ASSIGNED TASK: Each line below must be written out exactly as shown.

╭─ SOURCE DATA
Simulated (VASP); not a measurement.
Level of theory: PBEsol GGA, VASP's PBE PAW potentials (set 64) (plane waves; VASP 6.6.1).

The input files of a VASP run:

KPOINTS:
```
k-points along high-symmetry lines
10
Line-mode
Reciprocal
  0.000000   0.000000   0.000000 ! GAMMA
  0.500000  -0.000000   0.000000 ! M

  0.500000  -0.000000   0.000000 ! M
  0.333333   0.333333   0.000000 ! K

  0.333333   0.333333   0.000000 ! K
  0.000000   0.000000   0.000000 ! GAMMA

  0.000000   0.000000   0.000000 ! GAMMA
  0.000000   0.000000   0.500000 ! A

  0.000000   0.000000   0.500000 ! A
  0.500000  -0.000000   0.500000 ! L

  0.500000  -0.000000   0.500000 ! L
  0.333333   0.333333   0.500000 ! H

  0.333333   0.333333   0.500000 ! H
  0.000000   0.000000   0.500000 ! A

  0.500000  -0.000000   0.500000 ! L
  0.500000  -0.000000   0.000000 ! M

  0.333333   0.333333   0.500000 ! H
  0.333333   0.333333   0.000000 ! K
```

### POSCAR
╰─

RESULT:
Simulated (VASP); not a measurement.
Level of theory: PBEsol GGA, VASP's PBE PAW potentials (set 64) (plane waves; VASP 6.6.1).

The input files of a VASP run:

KPOINTS:
```
k-points along high-symmetry lines
10
Line-mode
Reciprocal
  0.000000   0.000000   0.000000 ! GAMMA
  0.500000  -0.000000   0.000000 ! M

  0.500000  -0.000000   0.000000 ! M
  0.333333   0.333333   0.000000 ! K

  0.333333   0.333333   0.000000 ! K
  0.000000   0.000000   0.000000 ! GAMMA

  0.000000   0.000000   0.000000 ! GAMMA
  0.000000   0.000000   0.500000 ! A

  0.000000   0.000000   0.500000 ! A
  0.500000  -0.000000   0.500000 ! L

  0.500000  -0.000000   0.500000 ! L
  0.333333   0.333333   0.500000 ! H

  0.333333   0.333333   0.500000 ! H
  0.000000   0.000000   0.500000 ! A

  0.500000  -0.000000   0.500000 ! L
  0.500000  -0.000000   0.000000 ! M

  0.333333   0.333333   0.500000 ! H
  0.333333   0.333333   0.000000 ! K
```

### POSCAR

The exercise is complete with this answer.